**Work item:**
Without skipping or changing anything, print all the entries.

**Material shown:**
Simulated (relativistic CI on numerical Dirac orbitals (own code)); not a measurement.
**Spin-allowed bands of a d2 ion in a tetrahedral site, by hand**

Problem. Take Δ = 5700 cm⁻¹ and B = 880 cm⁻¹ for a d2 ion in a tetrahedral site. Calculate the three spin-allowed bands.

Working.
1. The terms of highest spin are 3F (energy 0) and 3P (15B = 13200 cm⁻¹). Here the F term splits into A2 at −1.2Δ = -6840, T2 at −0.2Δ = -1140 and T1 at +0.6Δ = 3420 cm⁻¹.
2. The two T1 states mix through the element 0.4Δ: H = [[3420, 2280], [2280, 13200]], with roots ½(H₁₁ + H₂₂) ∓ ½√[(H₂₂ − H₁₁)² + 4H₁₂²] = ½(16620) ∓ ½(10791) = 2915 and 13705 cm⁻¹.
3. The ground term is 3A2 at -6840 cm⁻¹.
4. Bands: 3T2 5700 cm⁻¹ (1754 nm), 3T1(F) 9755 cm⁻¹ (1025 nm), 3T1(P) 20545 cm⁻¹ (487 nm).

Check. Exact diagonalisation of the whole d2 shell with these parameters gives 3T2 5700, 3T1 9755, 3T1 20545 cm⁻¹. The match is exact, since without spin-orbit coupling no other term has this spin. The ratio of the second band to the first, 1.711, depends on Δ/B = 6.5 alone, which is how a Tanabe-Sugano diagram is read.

**Your response:**
Simulated (relativistic CI on numerical Dirac orbitals (own code)); not a measurement.
**Spin-allowed bands of a d2 ion in a tetrahedral site, by hand**

Problem. Take Δ = 5700 cm⁻¹ and B = 880 cm⁻¹ for a d2 ion in a tetrahedral site. Calculate the three spin-allowed bands.

Working.
1. The terms of highest spin are 3F (energy 0) and 3P (15B = 13200 cm⁻¹). Here the F term splits into A2 at −1.2Δ = -6840, T2 at −0.2Δ = -1140 and T1 at +0.6Δ = 3420 cm⁻¹.
2. The two T1 states mix through the element 0.4Δ: H = [[3420, 2280], [2280, 13200]], with roots ½(H₁₁ + H₂₂) ∓ ½√[(H₂₂ − H₁₁)² + 4H₁₂²] = ½(16620) ∓ ½(10791) = 2915 and 13705 cm⁻¹.
3. The ground term is 3A2 at -6840 cm⁻¹.
4. Bands: 3T2 5700 cm⁻¹ (1754 nm), 3T1(F) 9755 cm⁻¹ (1025 nm), 3T1(P) 20545 cm⁻¹ (487 nm).

Check. Exact diagonalisation of the whole d2 shell with these parameters gives 3T2 5700, 3T1 9755, 3T1 20545 cm⁻¹. The match is exact, since without spin-orbit coupling no other term has this spin. The ratio of the second band to the first, 1.711, depends on Δ/B = 6.5 alone, which is how a Tanabe-Sugano diagram is read.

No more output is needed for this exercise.